- [Work order] For the entries that follow, restate word for word the line containing "(Hf_pv, O) |", the line containing "how much memory?", and every line that lies between them.

- - - - -
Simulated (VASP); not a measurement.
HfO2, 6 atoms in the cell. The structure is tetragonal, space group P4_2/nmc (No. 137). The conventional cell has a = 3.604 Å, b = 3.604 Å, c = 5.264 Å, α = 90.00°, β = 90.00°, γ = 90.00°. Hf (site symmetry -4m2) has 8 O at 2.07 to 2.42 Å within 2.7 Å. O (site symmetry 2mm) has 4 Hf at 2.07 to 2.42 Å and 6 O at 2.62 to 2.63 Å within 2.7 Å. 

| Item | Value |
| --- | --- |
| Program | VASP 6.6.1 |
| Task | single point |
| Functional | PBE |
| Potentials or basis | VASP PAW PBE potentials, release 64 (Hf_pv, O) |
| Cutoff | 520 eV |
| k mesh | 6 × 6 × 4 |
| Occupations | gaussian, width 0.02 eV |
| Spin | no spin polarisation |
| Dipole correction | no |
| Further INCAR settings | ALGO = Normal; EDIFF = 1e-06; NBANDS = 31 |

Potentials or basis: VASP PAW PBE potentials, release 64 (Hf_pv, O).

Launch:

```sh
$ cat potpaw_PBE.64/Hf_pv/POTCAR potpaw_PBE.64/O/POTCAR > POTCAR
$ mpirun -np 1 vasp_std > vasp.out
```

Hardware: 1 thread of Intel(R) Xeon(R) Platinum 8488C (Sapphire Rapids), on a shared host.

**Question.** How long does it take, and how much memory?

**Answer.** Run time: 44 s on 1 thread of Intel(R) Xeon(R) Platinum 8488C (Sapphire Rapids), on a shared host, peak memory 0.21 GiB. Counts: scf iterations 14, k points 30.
- - - - -

- [Response area]
| Potentials or basis | VASP PAW PBE potentials, release 64 (Hf_pv, O) |
| Cutoff | 520 eV |
| k mesh | 6 × 6 × 4 |
| Occupations | gaussian, width 0.02 eV |
| Spin | no spin polarisation |
| Dipole correction | no |
| Further INCAR settings | ALGO = Normal; EDIFF = 1e-06; NBANDS = 31 |

Potentials or basis: VASP PAW PBE potentials, release 64 (Hf_pv, O).

Launch:

```sh
$ cat potpaw_PBE.64/Hf_pv/POTCAR potpaw_PBE.64/O/POTCAR > POTCAR
$ mpirun -np 1 vasp_std > vasp.out
```

Hardware: 1 thread of Intel(R) Xeon(R) Platinum 8488C (Sapphire Rapids), on a shared host.

**Question.** How long does it take, and how much memory?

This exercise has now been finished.